ENTRIES SUPPLIED:
....
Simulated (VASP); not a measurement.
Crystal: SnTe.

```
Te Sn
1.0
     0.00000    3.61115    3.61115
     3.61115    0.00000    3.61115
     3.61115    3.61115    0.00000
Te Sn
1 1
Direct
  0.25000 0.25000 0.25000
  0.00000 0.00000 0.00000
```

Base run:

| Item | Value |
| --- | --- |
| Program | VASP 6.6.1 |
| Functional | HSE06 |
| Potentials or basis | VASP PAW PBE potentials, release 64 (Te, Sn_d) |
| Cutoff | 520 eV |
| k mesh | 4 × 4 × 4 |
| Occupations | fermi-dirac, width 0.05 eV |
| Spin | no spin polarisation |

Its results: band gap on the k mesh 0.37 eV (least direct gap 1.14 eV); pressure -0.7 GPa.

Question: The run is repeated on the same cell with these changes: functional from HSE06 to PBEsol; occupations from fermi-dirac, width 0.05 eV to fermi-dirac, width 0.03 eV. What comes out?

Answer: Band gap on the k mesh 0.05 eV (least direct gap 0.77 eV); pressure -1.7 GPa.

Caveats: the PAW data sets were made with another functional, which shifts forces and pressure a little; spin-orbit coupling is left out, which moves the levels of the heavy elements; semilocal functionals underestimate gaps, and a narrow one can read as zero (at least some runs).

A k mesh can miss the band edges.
....

ACTIVITY: Return only the stretch of the material above from the line holding "spin polarisation |" through the line holding "Caveats: the PAW", copied exactly.

WRITTEN SOLUTION:
| Spin | no spin polarisation |

Its results: band gap on the k mesh 0.37 eV (least direct gap 1.14 eV); pressure -0.7 GPa.

Question: The run is repeated on the same cell with these changes: functional from HSE06 to PBEsol; occupations from fermi-dirac, width 0.05 eV to fermi-dirac, width 0.03 eV. What comes out?

Answer: Band gap on the k mesh 0.05 eV (least direct gap 0.77 eV); pressure -1.7 GPa.

Caveats: the PAW data sets were made with another functional, which shifts forces and pressure a little; spin-orbit coupling is left out, which moves the levels of the heavy elements; semilocal functionals underestimate gaps, and a narrow one can read as zero (at least some runs).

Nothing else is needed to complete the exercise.